_Work instruction_
Among the entries that follow, the required portion opens with the line containing "correction | no |" and closes with the line containing "Problem. Estimate the wall time of this run.". Give that portion again exactly, and nothing else.

_Extracted data_
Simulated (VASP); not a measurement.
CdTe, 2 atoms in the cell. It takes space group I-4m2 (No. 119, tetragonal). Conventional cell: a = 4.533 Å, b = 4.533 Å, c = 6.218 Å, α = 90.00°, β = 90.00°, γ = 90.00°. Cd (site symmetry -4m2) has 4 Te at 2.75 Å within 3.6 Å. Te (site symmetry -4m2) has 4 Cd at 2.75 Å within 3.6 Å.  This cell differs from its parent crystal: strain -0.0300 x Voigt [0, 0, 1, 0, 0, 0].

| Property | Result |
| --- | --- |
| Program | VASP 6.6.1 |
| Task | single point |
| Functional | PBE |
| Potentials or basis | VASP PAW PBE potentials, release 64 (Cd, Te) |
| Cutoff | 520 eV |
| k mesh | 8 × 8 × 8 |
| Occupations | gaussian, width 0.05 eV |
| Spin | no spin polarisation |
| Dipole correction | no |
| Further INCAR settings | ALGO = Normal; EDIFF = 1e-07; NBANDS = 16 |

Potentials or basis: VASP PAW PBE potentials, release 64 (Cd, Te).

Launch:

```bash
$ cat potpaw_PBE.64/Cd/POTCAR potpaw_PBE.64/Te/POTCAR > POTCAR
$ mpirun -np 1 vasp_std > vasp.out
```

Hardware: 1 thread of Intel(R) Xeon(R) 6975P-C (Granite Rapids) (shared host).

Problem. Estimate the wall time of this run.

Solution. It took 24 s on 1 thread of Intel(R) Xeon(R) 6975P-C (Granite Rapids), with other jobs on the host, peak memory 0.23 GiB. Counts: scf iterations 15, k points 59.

_Exercise response_
| Dipole correction | no |
| Further INCAR settings | ALGO = Normal; EDIFF = 1e-07; NBANDS = 16 |

Potentials or basis: VASP PAW PBE potentials, release 64 (Cd, Te).

Launch:

```bash
$ cat potpaw_PBE.64/Cd/POTCAR potpaw_PBE.64/Te/POTCAR > POTCAR
$ mpirun -np 1 vasp_std > vasp.out
```

Hardware: 1 thread of Intel(R) Xeon(R) 6975P-C (Granite Rapids) (shared host).

Problem. Estimate the wall time of this run.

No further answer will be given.